§ Work task: Nothing is needed except the lines below that run from the one with "- width of the" through the one with "Computed values are for the static lattice.", repeated exactly.

○ ○ ○
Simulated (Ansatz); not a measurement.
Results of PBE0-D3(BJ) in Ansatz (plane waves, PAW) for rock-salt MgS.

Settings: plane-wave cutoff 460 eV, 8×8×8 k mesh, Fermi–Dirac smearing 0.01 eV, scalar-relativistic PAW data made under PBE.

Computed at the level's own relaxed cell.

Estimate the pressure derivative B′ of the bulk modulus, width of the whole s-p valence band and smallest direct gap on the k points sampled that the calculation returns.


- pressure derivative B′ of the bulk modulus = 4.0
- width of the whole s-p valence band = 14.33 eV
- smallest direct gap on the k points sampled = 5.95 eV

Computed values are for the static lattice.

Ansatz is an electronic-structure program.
○ ○ ○

§ Answer space:
- width of the whole s-p valence band = 14.33 eV
- smallest direct gap on the k points sampled = 5.95 eV

Computed values are for the static lattice.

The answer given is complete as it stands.